(Work item) Make an exact copy of all the data.

(Supplied data)
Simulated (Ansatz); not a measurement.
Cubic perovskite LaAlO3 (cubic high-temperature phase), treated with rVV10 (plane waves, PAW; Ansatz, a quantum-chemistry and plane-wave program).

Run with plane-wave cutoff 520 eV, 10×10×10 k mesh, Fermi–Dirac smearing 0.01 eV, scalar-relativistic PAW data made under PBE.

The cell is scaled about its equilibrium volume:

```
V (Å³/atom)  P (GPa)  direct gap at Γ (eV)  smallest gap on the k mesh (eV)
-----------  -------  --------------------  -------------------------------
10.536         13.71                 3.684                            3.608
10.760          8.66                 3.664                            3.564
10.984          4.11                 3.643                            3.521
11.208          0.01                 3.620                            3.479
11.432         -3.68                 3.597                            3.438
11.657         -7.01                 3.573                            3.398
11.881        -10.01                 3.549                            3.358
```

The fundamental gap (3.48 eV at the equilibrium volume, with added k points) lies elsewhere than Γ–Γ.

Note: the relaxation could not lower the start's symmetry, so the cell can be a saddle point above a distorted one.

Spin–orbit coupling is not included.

(Exercise result)
Simulated (Ansatz); not a measurement.
Cubic perovskite LaAlO3 (cubic high-temperature phase), treated with rVV10 (plane waves, PAW; Ansatz, a quantum-chemistry and plane-wave program).

Run with plane-wave cutoff 520 eV, 10×10×10 k mesh, Fermi–Dirac smearing 0.01 eV, scalar-relativistic PAW data made under PBE.

The cell is scaled about its equilibrium volume:

```
V (Å³/atom)  P (GPa)  direct gap at Γ (eV)  smallest gap on the k mesh (eV)
-----------  -------  --------------------  -------------------------------
10.536         13.71                 3.684                            3.608
10.760          8.66                 3.664                            3.564
10.984          4.11                 3.643                            3.521
11.208          0.01                 3.620                            3.479
11.432         -3.68                 3.597                            3.438
11.657         -7.01                 3.573                            3.398
11.881        -10.01                 3.549                            3.358
```

The fundamental gap (3.48 eV at the equilibrium volume, with added k points) lies elsewhere than Γ–Γ.

Note: the relaxation could not lower the start's symmetry, so the cell can be a saddle point above a distorted one.

Spin–orbit coupling is not included.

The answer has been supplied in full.